PROVIDED MATERIAL
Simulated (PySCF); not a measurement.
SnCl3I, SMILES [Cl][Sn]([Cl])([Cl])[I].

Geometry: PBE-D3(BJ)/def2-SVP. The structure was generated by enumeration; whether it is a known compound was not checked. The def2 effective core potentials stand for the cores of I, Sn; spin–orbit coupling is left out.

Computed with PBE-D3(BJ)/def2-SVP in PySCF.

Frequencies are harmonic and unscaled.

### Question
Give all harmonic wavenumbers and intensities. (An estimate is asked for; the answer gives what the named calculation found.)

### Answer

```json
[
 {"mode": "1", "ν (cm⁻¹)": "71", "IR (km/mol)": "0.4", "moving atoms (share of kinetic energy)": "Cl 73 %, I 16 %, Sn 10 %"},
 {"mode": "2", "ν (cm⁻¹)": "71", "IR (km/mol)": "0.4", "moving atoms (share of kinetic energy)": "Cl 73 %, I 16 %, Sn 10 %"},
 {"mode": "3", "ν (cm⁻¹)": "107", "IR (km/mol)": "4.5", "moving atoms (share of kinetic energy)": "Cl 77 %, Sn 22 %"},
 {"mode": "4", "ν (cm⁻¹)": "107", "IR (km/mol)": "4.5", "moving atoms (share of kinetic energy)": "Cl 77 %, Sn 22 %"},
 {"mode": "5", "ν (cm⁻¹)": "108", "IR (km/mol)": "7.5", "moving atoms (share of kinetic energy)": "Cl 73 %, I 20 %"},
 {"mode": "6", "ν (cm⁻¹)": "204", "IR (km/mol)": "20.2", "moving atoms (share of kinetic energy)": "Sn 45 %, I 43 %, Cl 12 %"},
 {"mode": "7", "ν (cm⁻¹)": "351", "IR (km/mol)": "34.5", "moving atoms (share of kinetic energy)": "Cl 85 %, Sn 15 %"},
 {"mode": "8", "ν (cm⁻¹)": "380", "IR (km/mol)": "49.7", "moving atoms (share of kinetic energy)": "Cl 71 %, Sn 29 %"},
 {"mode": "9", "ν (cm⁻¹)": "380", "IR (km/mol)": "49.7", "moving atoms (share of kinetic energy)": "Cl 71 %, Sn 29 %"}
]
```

WORK ITEM
The lines to return begin at the first line of the records and end at the line holding "Geometry: PBE-D3(BJ)/def2-SVP. The"; please return them exactly, including both, and nothing beyond.

RESPONSE
Simulated (PySCF); not a measurement.
SnCl3I, SMILES [Cl][Sn]([Cl])([Cl])[I].

Geometry: PBE-D3(BJ)/def2-SVP. The structure was generated by enumeration; whether it is a known compound was not checked. The def2 effective core potentials stand for the cores of I, Sn; spin–orbit coupling is left out.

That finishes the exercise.